» **Recorded information**:
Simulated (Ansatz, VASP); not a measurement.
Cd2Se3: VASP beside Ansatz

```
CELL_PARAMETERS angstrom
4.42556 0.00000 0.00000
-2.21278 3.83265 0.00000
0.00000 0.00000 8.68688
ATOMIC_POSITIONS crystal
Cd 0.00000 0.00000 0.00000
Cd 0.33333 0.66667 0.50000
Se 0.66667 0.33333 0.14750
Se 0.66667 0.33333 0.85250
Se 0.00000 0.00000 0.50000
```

» **Activity**: Give back all of the data above without any alteration.

» **Written answer**:
Simulated (Ansatz, VASP); not a measurement.
Cd2Se3: VASP beside Ansatz

```
CELL_PARAMETERS angstrom
4.42556 0.00000 0.00000
-2.21278 3.83265 0.00000
0.00000 0.00000 8.68688
ATOMIC_POSITIONS crystal
Cd 0.00000 0.00000 0.00000
Cd 0.33333 0.66667 0.50000
Se 0.66667 0.33333 0.14750
Se 0.66667 0.33333 0.85250
Se 0.00000 0.00000 0.50000
```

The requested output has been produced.